BEGIN Record set
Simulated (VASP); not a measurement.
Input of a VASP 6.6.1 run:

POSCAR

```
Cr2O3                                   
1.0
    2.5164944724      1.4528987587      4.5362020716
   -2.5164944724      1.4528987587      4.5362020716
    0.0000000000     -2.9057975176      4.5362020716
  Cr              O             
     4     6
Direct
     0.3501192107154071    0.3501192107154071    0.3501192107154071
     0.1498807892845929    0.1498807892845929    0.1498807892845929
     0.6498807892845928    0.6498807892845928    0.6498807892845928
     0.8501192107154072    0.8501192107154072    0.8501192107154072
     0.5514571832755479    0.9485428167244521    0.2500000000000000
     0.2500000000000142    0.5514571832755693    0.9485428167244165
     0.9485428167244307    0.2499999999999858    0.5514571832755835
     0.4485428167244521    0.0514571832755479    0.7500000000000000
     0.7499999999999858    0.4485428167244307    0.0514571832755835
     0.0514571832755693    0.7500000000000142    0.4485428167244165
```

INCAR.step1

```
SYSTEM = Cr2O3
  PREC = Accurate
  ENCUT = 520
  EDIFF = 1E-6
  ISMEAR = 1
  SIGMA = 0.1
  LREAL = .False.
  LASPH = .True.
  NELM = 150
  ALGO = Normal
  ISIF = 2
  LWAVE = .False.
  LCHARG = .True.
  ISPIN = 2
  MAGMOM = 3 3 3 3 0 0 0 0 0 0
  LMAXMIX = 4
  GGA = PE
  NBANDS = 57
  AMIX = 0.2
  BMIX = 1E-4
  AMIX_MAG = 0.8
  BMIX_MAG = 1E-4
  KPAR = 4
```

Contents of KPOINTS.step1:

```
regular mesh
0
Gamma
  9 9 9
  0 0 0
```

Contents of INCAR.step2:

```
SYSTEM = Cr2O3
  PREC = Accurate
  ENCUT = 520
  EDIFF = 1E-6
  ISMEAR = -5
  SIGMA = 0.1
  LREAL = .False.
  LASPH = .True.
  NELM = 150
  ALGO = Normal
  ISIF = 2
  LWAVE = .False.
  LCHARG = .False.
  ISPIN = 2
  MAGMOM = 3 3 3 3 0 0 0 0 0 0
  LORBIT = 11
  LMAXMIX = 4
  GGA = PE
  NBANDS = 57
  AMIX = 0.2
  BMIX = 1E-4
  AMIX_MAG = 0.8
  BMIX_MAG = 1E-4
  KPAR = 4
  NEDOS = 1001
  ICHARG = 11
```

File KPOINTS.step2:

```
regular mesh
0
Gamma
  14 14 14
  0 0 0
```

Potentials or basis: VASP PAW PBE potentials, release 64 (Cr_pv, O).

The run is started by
END Record set

§ **Brief**: Write out exactly the lines from the start of the material through the line with "Potentials or basis: VASP". No other output is expected.

§ **Written response**:
Simulated (VASP); not a measurement.
Input of a VASP 6.6.1 run:

POSCAR

```
Cr2O3                                   
1.0
    2.5164944724      1.4528987587      4.5362020716
   -2.5164944724      1.4528987587      4.5362020716
    0.0000000000     -2.9057975176      4.5362020716
  Cr              O             
     4     6
Direct
     0.3501192107154071    0.3501192107154071    0.3501192107154071
     0.1498807892845929    0.1498807892845929    0.1498807892845929
     0.6498807892845928    0.6498807892845928    0.6498807892845928
     0.8501192107154072    0.8501192107154072    0.8501192107154072
     0.5514571832755479    0.9485428167244521    0.2500000000000000
     0.2500000000000142    0.5514571832755693    0.9485428167244165
     0.9485428167244307    0.2499999999999858    0.5514571832755835
     0.4485428167244521    0.0514571832755479    0.7500000000000000
     0.7499999999999858    0.4485428167244307    0.0514571832755835
     0.0514571832755693    0.7500000000000142    0.4485428167244165
```

INCAR.step1

```
SYSTEM = Cr2O3
  PREC = Accurate
  ENCUT = 520
  EDIFF = 1E-6
  ISMEAR = 1
  SIGMA = 0.1
  LREAL = .False.
  LASPH = .True.
  NELM = 150
  ALGO = Normal
  ISIF = 2
  LWAVE = .False.
  LCHARG = .True.
  ISPIN = 2
  MAGMOM = 3 3 3 3 0 0 0 0 0 0
  LMAXMIX = 4
  GGA = PE
  NBANDS = 57
  AMIX = 0.2
  BMIX = 1E-4
  AMIX_MAG = 0.8
  BMIX_MAG = 1E-4
  KPAR = 4
```

Contents of KPOINTS.step1:

```
regular mesh
0
Gamma
  9 9 9
  0 0 0
```

Contents of INCAR.step2:

```
SYSTEM = Cr2O3
  PREC = Accurate
  ENCUT = 520
  EDIFF = 1E-6
  ISMEAR = -5
  SIGMA = 0.1
  LREAL = .False.
  LASPH = .True.
  NELM = 150
  ALGO = Normal
  ISIF = 2
  LWAVE = .False.
  LCHARG = .False.
  ISPIN = 2
  MAGMOM = 3 3 3 3 0 0 0 0 0 0
  LORBIT = 11
  LMAXMIX = 4
  GGA = PE
  NBANDS = 57
  AMIX = 0.2
  BMIX = 1E-4
  AMIX_MAG = 0.8
  BMIX_MAG = 1E-4
  KPAR = 4
  NEDOS = 1001
  ICHARG = 11
```

File KPOINTS.step2:

```
regular mesh
0
Gamma
  14 14 14
  0 0 0
```

Potentials or basis: VASP PAW PBE potentials, release 64 (Cr_pv, O).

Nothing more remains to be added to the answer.